*EXTRACTED DATA*.
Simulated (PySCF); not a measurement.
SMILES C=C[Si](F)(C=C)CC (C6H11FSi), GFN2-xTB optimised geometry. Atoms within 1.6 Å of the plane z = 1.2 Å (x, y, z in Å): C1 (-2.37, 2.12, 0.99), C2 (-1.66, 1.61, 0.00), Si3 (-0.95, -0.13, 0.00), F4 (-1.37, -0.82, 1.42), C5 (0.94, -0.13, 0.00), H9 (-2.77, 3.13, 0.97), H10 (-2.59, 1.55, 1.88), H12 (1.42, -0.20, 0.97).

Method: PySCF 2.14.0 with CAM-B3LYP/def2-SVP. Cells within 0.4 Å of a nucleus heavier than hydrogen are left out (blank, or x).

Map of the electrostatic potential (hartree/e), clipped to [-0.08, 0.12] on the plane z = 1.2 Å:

*WORK REQUEST*. Please repeat the data above verbatim, all of it.

*WORKED SOLUTION*.
Simulated (PySCF); not a measurement.
SMILES C=C[Si](F)(C=C)CC (C6H11FSi), GFN2-xTB optimised geometry. Atoms within 1.6 Å of the plane z = 1.2 Å (x, y, z in Å): C1 (-2.37, 2.12, 0.99), C2 (-1.66, 1.61, 0.00), Si3 (-0.95, -0.13, 0.00), F4 (-1.37, -0.82, 1.42), C5 (0.94, -0.13, 0.00), H9 (-2.77, 3.13, 0.97), H10 (-2.59, 1.55, 1.88), H12 (1.42, -0.20, 0.97).

Method: PySCF 2.14.0 with CAM-B3LYP/def2-SVP. Cells within 0.4 Å of a nucleus heavier than hydrogen are left out (blank, or x).

Map of the electrostatic potential (hartree/e), clipped to [-0.08, 0.12] on the plane z = 1.2 Å:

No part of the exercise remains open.